Requirement:
The required output is every line from the beginning of the entries below through the line that includes "Q: How long", copied exactly.

Data under study:
┏━━

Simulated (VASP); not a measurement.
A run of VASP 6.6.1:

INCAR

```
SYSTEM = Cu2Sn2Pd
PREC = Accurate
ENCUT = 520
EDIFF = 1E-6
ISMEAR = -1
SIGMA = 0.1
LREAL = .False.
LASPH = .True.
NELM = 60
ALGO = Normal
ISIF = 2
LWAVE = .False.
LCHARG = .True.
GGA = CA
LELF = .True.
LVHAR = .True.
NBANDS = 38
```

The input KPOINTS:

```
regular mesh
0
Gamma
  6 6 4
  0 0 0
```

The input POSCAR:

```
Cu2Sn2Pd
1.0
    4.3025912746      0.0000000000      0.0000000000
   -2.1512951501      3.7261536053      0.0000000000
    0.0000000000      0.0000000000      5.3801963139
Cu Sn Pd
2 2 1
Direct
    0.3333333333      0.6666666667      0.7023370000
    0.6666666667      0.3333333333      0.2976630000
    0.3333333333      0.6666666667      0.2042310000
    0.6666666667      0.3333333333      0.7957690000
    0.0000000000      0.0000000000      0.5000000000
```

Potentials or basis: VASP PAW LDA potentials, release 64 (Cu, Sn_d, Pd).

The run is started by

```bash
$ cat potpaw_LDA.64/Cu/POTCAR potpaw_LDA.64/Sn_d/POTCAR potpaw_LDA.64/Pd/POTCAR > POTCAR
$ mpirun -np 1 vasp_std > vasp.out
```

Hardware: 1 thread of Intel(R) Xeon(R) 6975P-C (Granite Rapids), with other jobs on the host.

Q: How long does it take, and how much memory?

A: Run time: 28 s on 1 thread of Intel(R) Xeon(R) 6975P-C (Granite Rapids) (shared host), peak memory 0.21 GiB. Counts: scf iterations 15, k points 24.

┗━━

Your solution:
Simulated (VASP); not a measurement.
A run of VASP 6.6.1:

INCAR

```
SYSTEM = Cu2Sn2Pd
PREC = Accurate
ENCUT = 520
EDIFF = 1E-6
ISMEAR = -1
SIGMA = 0.1
LREAL = .False.
LASPH = .True.
NELM = 60
ALGO = Normal
ISIF = 2
LWAVE = .False.
LCHARG = .True.
GGA = CA
LELF = .True.
LVHAR = .True.
NBANDS = 38
```

The input KPOINTS:

```
regular mesh
0
Gamma
  6 6 4
  0 0 0
```

The input POSCAR:

```
Cu2Sn2Pd
1.0
    4.3025912746      0.0000000000      0.0000000000
   -2.1512951501      3.7261536053      0.0000000000
    0.0000000000      0.0000000000      5.3801963139
Cu Sn Pd
2 2 1
Direct
    0.3333333333      0.6666666667      0.7023370000
    0.6666666667      0.3333333333      0.2976630000
    0.3333333333      0.6666666667      0.2042310000
    0.6666666667      0.3333333333      0.7957690000
    0.0000000000      0.0000000000      0.5000000000
```

Potentials or basis: VASP PAW LDA potentials, release 64 (Cu, Sn_d, Pd).

The run is started by

```bash
$ cat potpaw_LDA.64/Cu/POTCAR potpaw_LDA.64/Sn_d/POTCAR potpaw_LDA.64/Pd/POTCAR > POTCAR
$ mpirun -np 1 vasp_std > vasp.out
```

Hardware: 1 thread of Intel(R) Xeon(R) 6975P-C (Granite Rapids), with other jobs on the host.

Q: How long does it take, and how much memory?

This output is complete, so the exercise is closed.